* [Work instruction]:
Begin at the top of the listing below. Write each line out exactly, ending with the line that holds "# Al₄CoRu₃: phonons across the zone".

* [Entries supplied]:
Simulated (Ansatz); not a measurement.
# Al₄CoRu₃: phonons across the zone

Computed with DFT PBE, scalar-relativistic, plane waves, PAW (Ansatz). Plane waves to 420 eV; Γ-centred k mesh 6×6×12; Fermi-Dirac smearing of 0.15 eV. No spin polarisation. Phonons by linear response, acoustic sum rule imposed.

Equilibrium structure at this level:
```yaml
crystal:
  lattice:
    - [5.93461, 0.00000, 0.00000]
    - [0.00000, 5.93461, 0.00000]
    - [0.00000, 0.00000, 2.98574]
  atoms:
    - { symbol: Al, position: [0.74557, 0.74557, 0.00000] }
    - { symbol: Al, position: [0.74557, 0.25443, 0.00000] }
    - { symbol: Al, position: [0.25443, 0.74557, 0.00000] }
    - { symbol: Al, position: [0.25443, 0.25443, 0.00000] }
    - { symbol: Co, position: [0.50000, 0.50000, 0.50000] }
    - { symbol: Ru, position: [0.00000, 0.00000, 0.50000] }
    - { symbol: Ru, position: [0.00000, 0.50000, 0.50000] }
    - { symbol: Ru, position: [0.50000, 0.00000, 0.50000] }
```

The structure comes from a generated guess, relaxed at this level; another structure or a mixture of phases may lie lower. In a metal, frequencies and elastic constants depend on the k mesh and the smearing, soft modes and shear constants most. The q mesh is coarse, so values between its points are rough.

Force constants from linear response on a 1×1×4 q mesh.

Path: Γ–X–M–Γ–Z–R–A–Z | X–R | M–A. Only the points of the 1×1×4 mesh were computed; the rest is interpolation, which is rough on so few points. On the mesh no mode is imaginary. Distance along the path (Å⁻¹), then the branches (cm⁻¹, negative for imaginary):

* [Written solution]:
Simulated (Ansatz); not a measurement.
# Al₄CoRu₃: phonons across the zone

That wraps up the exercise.